Source information:

Content starts

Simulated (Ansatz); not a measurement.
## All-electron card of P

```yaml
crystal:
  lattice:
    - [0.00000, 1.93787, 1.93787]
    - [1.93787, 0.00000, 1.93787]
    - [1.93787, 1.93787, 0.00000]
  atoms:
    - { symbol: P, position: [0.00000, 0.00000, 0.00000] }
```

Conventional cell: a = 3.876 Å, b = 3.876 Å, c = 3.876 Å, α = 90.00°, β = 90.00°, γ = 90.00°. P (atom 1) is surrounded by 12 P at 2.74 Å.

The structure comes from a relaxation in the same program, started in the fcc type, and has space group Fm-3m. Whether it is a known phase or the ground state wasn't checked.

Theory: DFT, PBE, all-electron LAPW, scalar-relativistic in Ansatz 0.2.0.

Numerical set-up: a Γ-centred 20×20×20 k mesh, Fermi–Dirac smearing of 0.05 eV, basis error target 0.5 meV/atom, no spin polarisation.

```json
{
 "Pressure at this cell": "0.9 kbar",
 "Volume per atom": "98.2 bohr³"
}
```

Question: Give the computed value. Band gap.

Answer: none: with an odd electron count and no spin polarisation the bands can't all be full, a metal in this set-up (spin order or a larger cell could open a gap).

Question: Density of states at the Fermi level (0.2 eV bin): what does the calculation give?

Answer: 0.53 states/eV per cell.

Content ends

Task item: The answer must hold only the lines from the first line of the data through the line bearing "Question: Density of", returned exactly.

Written solution:
Simulated (Ansatz); not a measurement.
## All-electron card of P

```yaml
crystal:
  lattice:
    - [0.00000, 1.93787, 1.93787]
    - [1.93787, 0.00000, 1.93787]
    - [1.93787, 1.93787, 0.00000]
  atoms:
    - { symbol: P, position: [0.00000, 0.00000, 0.00000] }
```

Conventional cell: a = 3.876 Å, b = 3.876 Å, c = 3.876 Å, α = 90.00°, β = 90.00°, γ = 90.00°. P (atom 1) is surrounded by 12 P at 2.74 Å.

The structure comes from a relaxation in the same program, started in the fcc type, and has space group Fm-3m. Whether it is a known phase or the ground state wasn't checked.

Theory: DFT, PBE, all-electron LAPW, scalar-relativistic in Ansatz 0.2.0.

Numerical set-up: a Γ-centred 20×20×20 k mesh, Fermi–Dirac smearing of 0.05 eV, basis error target 0.5 meV/atom, no spin polarisation.

```json
{
 "Pressure at this cell": "0.9 kbar",
 "Volume per atom": "98.2 bohr³"
}
```

Question: Give the computed value. Band gap.

Answer: none: with an odd electron count and no spin polarisation the bands can't all be full, a metal in this set-up (spin order or a larger cell could open a gap).

Question: Density of states at the Fermi level (0.2 eV bin): what does the calculation give?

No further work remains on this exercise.